**Required action**:
Exact repetition of the whole listing is what this exercise asks for.

[Material supplied Boundary: Start]

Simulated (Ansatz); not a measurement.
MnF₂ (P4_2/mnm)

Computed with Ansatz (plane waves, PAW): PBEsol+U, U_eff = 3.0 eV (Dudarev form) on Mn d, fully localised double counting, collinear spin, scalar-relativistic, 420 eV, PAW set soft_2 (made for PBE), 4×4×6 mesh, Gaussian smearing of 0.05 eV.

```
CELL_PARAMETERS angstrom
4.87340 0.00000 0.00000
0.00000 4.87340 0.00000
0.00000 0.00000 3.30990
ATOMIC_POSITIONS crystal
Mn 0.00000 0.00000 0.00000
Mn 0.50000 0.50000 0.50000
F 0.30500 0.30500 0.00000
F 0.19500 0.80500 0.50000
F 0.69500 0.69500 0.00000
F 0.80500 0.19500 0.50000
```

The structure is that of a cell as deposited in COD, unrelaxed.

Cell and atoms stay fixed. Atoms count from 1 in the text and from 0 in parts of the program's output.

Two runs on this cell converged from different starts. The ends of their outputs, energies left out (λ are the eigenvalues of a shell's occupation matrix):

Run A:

[Material supplied Boundary: End]

**Your solution**:
Simulated (Ansatz); not a measurement.
MnF₂ (P4_2/mnm)

Computed with Ansatz (plane waves, PAW): PBEsol+U, U_eff = 3.0 eV (Dudarev form) on Mn d, fully localised double counting, collinear spin, scalar-relativistic, 420 eV, PAW set soft_2 (made for PBE), 4×4×6 mesh, Gaussian smearing of 0.05 eV.

```
CELL_PARAMETERS angstrom
4.87340 0.00000 0.00000
0.00000 4.87340 0.00000
0.00000 0.00000 3.30990
ATOMIC_POSITIONS crystal
Mn 0.00000 0.00000 0.00000
Mn 0.50000 0.50000 0.50000
F 0.30500 0.30500 0.00000
F 0.19500 0.80500 0.50000
F 0.69500 0.69500 0.00000
F 0.80500 0.19500 0.50000
```

The structure is that of a cell as deposited in COD, unrelaxed.

Cell and atoms stay fixed. Atoms count from 1 in the text and from 0 in parts of the program's output.

Two runs on this cell converged from different starts. The ends of their outputs, energies left out (λ are the eigenvalues of a shell's occupation matrix):

Run A:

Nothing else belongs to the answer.